-- Entries provided follows --

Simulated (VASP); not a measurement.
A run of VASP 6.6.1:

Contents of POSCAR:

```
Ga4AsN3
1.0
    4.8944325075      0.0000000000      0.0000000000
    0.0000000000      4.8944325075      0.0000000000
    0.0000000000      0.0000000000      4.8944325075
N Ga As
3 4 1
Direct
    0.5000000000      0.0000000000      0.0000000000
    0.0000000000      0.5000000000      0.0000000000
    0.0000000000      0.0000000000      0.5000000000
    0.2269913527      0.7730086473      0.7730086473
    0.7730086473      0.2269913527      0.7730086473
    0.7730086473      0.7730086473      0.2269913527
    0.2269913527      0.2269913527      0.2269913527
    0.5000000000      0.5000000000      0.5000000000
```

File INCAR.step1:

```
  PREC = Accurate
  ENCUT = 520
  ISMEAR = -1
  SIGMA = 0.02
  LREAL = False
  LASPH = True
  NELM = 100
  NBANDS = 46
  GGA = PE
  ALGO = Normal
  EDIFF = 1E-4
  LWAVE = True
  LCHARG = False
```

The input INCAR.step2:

-- Entries provided concluded --

Brief: Nothing in the entries should be skipped. Output them all exactly.

Your solution:
Simulated (VASP); not a measurement.
A run of VASP 6.6.1:

Contents of POSCAR:

```
Ga4AsN3
1.0
    4.8944325075      0.0000000000      0.0000000000
    0.0000000000      4.8944325075      0.0000000000
    0.0000000000      0.0000000000      4.8944325075
N Ga As
3 4 1
Direct
    0.5000000000      0.0000000000      0.0000000000
    0.0000000000      0.5000000000      0.0000000000
    0.0000000000      0.0000000000      0.5000000000
    0.2269913527      0.7730086473      0.7730086473
    0.7730086473      0.2269913527      0.7730086473
    0.7730086473      0.7730086473      0.2269913527
    0.2269913527      0.2269913527      0.2269913527
    0.5000000000      0.5000000000      0.5000000000
```

File INCAR.step1:

```
  PREC = Accurate
  ENCUT = 520
  ISMEAR = -1
  SIGMA = 0.02
  LREAL = False
  LASPH = True
  NELM = 100
  NBANDS = 46
  GGA = PE
  ALGO = Normal
  EDIFF = 1E-4
  LWAVE = True
  LCHARG = False
```

The input INCAR.step2:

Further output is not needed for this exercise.